Required action:
Return exactly and only these lines: the first of the listing through the one containing "Q: Estimate VASP's values.".

Data extract:
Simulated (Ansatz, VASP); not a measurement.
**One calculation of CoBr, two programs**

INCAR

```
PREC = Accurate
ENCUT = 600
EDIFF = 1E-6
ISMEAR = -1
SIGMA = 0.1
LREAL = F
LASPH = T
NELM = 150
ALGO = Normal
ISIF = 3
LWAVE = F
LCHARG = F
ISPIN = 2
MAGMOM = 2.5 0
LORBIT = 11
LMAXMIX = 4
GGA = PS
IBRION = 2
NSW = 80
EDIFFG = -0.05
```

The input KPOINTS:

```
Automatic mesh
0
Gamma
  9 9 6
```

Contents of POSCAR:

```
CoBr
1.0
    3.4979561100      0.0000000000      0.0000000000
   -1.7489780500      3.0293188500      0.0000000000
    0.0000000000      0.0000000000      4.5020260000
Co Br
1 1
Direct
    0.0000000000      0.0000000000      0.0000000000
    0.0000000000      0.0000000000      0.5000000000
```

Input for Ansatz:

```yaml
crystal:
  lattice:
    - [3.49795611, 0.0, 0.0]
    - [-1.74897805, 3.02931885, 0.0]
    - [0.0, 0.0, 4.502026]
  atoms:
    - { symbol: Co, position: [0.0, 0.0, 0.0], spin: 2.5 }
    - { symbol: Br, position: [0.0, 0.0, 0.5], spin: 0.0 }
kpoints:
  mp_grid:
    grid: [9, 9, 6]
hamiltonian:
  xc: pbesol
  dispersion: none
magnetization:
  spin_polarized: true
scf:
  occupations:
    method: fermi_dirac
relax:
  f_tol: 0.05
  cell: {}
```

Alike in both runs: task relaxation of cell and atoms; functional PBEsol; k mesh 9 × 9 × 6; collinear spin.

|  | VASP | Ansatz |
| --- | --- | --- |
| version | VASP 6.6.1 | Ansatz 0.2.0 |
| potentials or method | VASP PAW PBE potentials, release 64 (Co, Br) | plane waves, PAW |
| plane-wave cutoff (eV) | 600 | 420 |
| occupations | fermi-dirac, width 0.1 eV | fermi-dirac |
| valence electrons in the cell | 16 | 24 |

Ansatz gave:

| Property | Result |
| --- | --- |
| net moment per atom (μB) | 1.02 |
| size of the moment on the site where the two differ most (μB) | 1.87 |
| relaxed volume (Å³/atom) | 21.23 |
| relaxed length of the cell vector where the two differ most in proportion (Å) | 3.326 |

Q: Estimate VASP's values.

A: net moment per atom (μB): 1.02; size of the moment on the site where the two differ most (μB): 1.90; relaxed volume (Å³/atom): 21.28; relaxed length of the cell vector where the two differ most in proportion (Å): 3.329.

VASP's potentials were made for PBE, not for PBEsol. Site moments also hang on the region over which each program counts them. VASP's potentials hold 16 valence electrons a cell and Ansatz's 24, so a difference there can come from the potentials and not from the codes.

Task output:
Simulated (Ansatz, VASP); not a measurement.
**One calculation of CoBr, two programs**

INCAR

```
PREC = Accurate
ENCUT = 600
EDIFF = 1E-6
ISMEAR = -1
SIGMA = 0.1
LREAL = F
LASPH = T
NELM = 150
ALGO = Normal
ISIF = 3
LWAVE = F
LCHARG = F
ISPIN = 2
MAGMOM = 2.5 0
LORBIT = 11
LMAXMIX = 4
GGA = PS
IBRION = 2
NSW = 80
EDIFFG = -0.05
```

The input KPOINTS:

```
Automatic mesh
0
Gamma
  9 9 6
```

Contents of POSCAR:

```
CoBr
1.0
    3.4979561100      0.0000000000      0.0000000000
   -1.7489780500      3.0293188500      0.0000000000
    0.0000000000      0.0000000000      4.5020260000
Co Br
1 1
Direct
    0.0000000000      0.0000000000      0.0000000000
    0.0000000000      0.0000000000      0.5000000000
```

Input for Ansatz:

```yaml
crystal:
  lattice:
    - [3.49795611, 0.0, 0.0]
    - [-1.74897805, 3.02931885, 0.0]
    - [0.0, 0.0, 4.502026]
  atoms:
    - { symbol: Co, position: [0.0, 0.0, 0.0], spin: 2.5 }
    - { symbol: Br, position: [0.0, 0.0, 0.5], spin: 0.0 }
kpoints:
  mp_grid:
    grid: [9, 9, 6]
hamiltonian:
  xc: pbesol
  dispersion: none
magnetization:
  spin_polarized: true
scf:
  occupations:
    method: fermi_dirac
relax:
  f_tol: 0.05
  cell: {}
```

Alike in both runs: task relaxation of cell and atoms; functional PBEsol; k mesh 9 × 9 × 6; collinear spin.

|  | VASP | Ansatz |
| --- | --- | --- |
| version | VASP 6.6.1 | Ansatz 0.2.0 |
| potentials or method | VASP PAW PBE potentials, release 64 (Co, Br) | plane waves, PAW |
| plane-wave cutoff (eV) | 600 | 420 |
| occupations | fermi-dirac, width 0.1 eV | fermi-dirac |
| valence electrons in the cell | 16 | 24 |

Ansatz gave:

| Property | Result |
| --- | --- |
| net moment per atom (μB) | 1.02 |
| size of the moment on the site where the two differ most (μB) | 1.87 |
| relaxed volume (Å³/atom) | 21.23 |
| relaxed length of the cell vector where the two differ most in proportion (Å) | 3.326 |

Q: Estimate VASP's values.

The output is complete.